# GIVEN RECORDS
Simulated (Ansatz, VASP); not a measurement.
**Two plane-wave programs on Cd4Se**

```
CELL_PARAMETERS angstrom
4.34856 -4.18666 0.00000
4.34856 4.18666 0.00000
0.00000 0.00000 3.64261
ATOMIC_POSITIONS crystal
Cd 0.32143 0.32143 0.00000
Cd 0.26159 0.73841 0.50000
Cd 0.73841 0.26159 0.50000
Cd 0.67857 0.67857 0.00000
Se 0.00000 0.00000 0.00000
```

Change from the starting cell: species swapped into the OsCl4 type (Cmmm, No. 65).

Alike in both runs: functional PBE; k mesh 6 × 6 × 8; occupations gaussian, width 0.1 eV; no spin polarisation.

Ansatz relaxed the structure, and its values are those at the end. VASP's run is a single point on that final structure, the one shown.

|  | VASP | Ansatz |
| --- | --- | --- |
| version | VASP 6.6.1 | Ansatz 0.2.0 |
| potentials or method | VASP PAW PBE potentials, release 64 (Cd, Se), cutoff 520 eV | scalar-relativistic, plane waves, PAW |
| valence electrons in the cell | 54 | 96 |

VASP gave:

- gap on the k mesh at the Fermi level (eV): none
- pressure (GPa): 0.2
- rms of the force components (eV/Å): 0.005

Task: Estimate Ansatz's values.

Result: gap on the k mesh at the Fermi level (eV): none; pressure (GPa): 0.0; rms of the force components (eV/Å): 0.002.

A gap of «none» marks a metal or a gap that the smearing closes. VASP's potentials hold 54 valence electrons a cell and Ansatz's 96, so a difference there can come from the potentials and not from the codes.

# TASK ITEM
All that is needed is the opening run of the data, given again exactly: please include every line from the first through the line with "Result: gap on", both ends kept.

# TASK ANSWER
Simulated (Ansatz, VASP); not a measurement.
**Two plane-wave programs on Cd4Se**

```
CELL_PARAMETERS angstrom
4.34856 -4.18666 0.00000
4.34856 4.18666 0.00000
0.00000 0.00000 3.64261
ATOMIC_POSITIONS crystal
Cd 0.32143 0.32143 0.00000
Cd 0.26159 0.73841 0.50000
Cd 0.73841 0.26159 0.50000
Cd 0.67857 0.67857 0.00000
Se 0.00000 0.00000 0.00000
```

Change from the starting cell: species swapped into the OsCl4 type (Cmmm, No. 65).

Alike in both runs: functional PBE; k mesh 6 × 6 × 8; occupations gaussian, width 0.1 eV; no spin polarisation.

Ansatz relaxed the structure, and its values are those at the end. VASP's run is a single point on that final structure, the one shown.

|  | VASP | Ansatz |
| --- | --- | --- |
| version | VASP 6.6.1 | Ansatz 0.2.0 |
| potentials or method | VASP PAW PBE potentials, release 64 (Cd, Se), cutoff 520 eV | scalar-relativistic, plane waves, PAW |
| valence electrons in the cell | 54 | 96 |

VASP gave:

- gap on the k mesh at the Fermi level (eV): none
- pressure (GPa): 0.2
- rms of the force components (eV/Å): 0.005

Task: Estimate Ansatz's values.

Result: gap on the k mesh at the Fermi level (eV): none; pressure (GPa): 0.0; rms of the force components (eV/Å): 0.002.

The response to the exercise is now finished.